Assigned task: Below are the records; restate word for word the lines from the first through the one containing "between the two?", and only those.

=-=-=
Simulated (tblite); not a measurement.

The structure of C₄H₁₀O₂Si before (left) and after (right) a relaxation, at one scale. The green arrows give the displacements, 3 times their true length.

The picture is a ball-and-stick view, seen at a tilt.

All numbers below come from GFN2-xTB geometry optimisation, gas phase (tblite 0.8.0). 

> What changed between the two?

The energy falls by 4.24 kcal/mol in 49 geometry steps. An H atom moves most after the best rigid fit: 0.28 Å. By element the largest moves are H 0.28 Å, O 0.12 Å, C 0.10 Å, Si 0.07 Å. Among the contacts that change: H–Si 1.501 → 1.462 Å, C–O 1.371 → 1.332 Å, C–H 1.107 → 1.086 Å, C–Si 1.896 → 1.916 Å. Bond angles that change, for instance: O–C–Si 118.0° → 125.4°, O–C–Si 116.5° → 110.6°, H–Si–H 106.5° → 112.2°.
=-=-=

Task output:
Simulated (tblite); not a measurement.

The structure of C₄H₁₀O₂Si before (left) and after (right) a relaxation, at one scale. The green arrows give the displacements, 3 times their true length.

The picture is a ball-and-stick view, seen at a tilt.

All numbers below come from GFN2-xTB geometry optimisation, gas phase (tblite 0.8.0). 

> What changed between the two?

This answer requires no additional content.